==== Material shown ====
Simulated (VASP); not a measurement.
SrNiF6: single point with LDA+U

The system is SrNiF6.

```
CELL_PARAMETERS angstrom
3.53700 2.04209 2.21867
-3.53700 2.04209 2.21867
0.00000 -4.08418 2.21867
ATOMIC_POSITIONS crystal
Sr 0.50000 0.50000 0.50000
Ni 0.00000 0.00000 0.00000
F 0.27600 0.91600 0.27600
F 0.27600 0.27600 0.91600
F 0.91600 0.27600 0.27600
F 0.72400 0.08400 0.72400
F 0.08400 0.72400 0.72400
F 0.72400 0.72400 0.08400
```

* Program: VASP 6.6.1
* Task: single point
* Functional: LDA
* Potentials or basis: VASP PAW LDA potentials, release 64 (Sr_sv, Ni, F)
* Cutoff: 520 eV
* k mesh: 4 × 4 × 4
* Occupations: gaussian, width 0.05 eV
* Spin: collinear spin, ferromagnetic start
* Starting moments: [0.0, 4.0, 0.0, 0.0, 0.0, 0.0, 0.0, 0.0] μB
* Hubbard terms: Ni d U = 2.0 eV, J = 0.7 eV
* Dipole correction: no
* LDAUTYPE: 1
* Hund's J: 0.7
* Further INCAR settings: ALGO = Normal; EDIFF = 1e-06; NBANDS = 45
====

Show the data once more, exactly as it was written.

Simulated (VASP); not a measurement.
SrNiF6: single point with LDA+U

The system is SrNiF6.

```
CELL_PARAMETERS angstrom
3.53700 2.04209 2.21867
-3.53700 2.04209 2.21867
0.00000 -4.08418 2.21867
ATOMIC_POSITIONS crystal
Sr 0.50000 0.50000 0.50000
Ni 0.00000 0.00000 0.00000
F 0.27600 0.91600 0.27600
F 0.27600 0.27600 0.91600
F 0.91600 0.27600 0.27600
F 0.72400 0.08400 0.72400
F 0.08400 0.72400 0.72400
F 0.72400 0.72400 0.08400
```

* Program: VASP 6.6.1
* Task: single point
* Functional: LDA
* Potentials or basis: VASP PAW LDA potentials, release 64 (Sr_sv, Ni, F)
* Cutoff: 520 eV
* k mesh: 4 × 4 × 4
* Occupations: gaussian, width 0.05 eV
* Spin: collinear spin, ferromagnetic start
* Starting moments: [0.0, 4.0, 0.0, 0.0, 0.0, 0.0, 0.0, 0.0] μB
* Hubbard terms: Ni d U = 2.0 eV, J = 0.7 eV
* Dipole correction: no
* LDAUTYPE: 1
* Hund's J: 0.7
* Further INCAR settings: ALGO = Normal; EDIFF = 1e-06; NBANDS = 45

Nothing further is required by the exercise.